• **LISTED ENTRIES**:
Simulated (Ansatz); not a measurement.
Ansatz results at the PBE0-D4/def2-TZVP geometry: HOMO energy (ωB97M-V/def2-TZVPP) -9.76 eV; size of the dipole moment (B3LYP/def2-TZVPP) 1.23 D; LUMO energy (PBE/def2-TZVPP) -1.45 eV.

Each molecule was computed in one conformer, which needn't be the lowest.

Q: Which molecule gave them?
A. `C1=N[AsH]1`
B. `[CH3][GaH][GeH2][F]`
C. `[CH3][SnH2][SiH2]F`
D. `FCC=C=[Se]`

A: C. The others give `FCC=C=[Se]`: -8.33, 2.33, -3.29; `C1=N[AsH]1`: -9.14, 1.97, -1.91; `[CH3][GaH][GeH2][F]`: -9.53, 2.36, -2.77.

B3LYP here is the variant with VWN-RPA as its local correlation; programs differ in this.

• **TASK ITEM**: Return exactly, and only, the lines above starting at the line that contains "Ansatz results at" and ending at the line that contains "A: C. The others".

• **YOUR SOLUTION**:
Ansatz results at the PBE0-D4/def2-TZVP geometry: HOMO energy (ωB97M-V/def2-TZVPP) -9.76 eV; size of the dipole moment (B3LYP/def2-TZVPP) 1.23 D; LUMO energy (PBE/def2-TZVPP) -1.45 eV.

Each molecule was computed in one conformer, which needn't be the lowest.

Q: Which molecule gave them?
A. `C1=N[AsH]1`
B. `[CH3][GaH][GeH2][F]`
C. `[CH3][SnH2][SiH2]F`
D. `FCC=C=[Se]`

A: C. The others give `FCC=C=[Se]`: -8.33, 2.33, -3.29; `C1=N[AsH]1`: -9.14, 1.97, -1.91; `[CH3][GaH][GeH2][F]`: -9.53, 2.36, -2.77.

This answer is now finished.